· · · · ·

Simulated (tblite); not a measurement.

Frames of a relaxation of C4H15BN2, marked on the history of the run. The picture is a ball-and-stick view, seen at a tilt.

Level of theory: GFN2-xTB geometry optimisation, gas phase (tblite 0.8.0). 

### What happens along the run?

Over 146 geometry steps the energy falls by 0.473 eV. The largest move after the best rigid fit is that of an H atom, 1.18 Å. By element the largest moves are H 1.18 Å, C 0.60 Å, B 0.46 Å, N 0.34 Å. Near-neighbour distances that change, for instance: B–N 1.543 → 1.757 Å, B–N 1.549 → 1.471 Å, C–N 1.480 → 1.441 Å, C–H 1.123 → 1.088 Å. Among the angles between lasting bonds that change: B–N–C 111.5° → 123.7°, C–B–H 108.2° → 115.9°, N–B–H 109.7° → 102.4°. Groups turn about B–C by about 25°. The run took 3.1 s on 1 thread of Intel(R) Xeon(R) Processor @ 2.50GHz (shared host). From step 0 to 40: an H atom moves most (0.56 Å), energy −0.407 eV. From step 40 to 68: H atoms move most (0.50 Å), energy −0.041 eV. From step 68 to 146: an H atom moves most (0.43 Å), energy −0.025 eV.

· · · · ·

Requirement >>
Using the data above, print exactly the lines from the line that contains "Frames of a" through the line that contains "### What happens along the run?", with both included.

Task output >>
Frames of a relaxation of C4H15BN2, marked on the history of the run. The picture is a ball-and-stick view, seen at a tilt.

Level of theory: GFN2-xTB geometry optimisation, gas phase (tblite 0.8.0). 

### What happens along the run?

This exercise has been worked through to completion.